● ● ● ●

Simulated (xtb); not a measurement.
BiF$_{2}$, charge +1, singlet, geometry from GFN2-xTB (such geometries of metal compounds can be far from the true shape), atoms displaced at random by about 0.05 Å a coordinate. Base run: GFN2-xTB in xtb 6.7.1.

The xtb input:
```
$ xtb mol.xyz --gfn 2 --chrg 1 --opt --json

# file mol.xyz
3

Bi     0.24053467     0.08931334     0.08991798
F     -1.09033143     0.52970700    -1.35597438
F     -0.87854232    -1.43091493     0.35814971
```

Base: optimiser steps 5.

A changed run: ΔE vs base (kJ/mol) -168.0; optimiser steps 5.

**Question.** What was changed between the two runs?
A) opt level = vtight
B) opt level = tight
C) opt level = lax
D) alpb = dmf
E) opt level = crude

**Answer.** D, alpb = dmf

● ● ● ●

**Action item:**
Return exactly, and only, the lines above starting at the line that contains "D) alpb = dmf" and ending at the line that contains "E) opt level = crude".

**Answer box:**
D) alpb = dmf
E) opt level = crude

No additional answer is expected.